• **Data listing**
--------------------------------

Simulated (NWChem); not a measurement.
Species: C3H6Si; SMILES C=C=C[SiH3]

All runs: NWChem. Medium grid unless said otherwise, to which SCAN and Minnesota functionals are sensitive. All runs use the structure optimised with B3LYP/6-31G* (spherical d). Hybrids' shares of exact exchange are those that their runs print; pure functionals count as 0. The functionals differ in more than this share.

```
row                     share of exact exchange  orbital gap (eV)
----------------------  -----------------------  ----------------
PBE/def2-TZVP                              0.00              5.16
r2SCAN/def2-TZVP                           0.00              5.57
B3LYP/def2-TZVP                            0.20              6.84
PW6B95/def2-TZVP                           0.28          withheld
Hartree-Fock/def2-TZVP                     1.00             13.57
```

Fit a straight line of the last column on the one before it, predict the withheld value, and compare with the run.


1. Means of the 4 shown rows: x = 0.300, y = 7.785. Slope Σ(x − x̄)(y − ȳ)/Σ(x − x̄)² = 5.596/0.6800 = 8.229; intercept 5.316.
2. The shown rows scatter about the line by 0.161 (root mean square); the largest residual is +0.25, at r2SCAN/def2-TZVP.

--------------------------------

• **Work task**
Exactly and without omission, set down every entry.

• **Result**
Simulated (NWChem); not a measurement.
Species: C3H6Si; SMILES C=C=C[SiH3]

All runs: NWChem. Medium grid unless said otherwise, to which SCAN and Minnesota functionals are sensitive. All runs use the structure optimised with B3LYP/6-31G* (spherical d). Hybrids' shares of exact exchange are those that their runs print; pure functionals count as 0. The functionals differ in more than this share.

```
row                     share of exact exchange  orbital gap (eV)
----------------------  -----------------------  ----------------
PBE/def2-TZVP                              0.00              5.16
r2SCAN/def2-TZVP                           0.00              5.57
B3LYP/def2-TZVP                            0.20              6.84
PW6B95/def2-TZVP                           0.28          withheld
Hartree-Fock/def2-TZVP                     1.00             13.57
```

Fit a straight line of the last column on the one before it, predict the withheld value, and compare with the run.


1. Means of the 4 shown rows: x = 0.300, y = 7.785. Slope Σ(x − x̄)(y − ȳ)/Σ(x − x̄)² = 5.596/0.6800 = 8.229; intercept 5.316.
2. The shown rows scatter about the line by 0.161 (root mean square); the largest residual is +0.25, at r2SCAN/def2-TZVP.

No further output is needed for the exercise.